■ ■ ■

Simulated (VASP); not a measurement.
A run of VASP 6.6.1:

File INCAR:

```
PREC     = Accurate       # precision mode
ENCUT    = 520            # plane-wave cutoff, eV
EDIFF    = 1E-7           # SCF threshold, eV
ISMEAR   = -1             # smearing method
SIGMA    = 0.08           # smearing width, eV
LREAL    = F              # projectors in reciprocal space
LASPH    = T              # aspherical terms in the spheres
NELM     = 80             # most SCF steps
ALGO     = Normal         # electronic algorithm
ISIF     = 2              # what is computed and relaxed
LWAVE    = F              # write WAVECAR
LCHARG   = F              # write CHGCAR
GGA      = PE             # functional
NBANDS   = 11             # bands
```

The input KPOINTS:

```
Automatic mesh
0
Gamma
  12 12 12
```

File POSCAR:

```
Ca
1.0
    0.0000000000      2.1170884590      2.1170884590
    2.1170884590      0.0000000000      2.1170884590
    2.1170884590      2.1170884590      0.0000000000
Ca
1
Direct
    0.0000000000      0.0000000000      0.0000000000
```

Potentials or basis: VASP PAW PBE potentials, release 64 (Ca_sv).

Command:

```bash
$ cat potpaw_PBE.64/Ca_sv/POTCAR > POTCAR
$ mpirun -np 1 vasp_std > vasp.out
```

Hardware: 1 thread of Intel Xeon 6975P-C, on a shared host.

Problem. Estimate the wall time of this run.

■ ■ ■

■ **Assignment**:
Return the span of lines in the data above that opens at the line with "Potentials or basis: VASP" and closes at the line with "Hardware: 1 thread", exactly, ends included, nothing else.

■ **Your response**:
Potentials or basis: VASP PAW PBE potentials, release 64 (Ca_sv).

Command:

```bash
$ cat potpaw_PBE.64/Ca_sv/POTCAR > POTCAR
$ mpirun -np 1 vasp_std > vasp.out
```

Hardware: 1 thread of Intel Xeon 6975P-C, on a shared host.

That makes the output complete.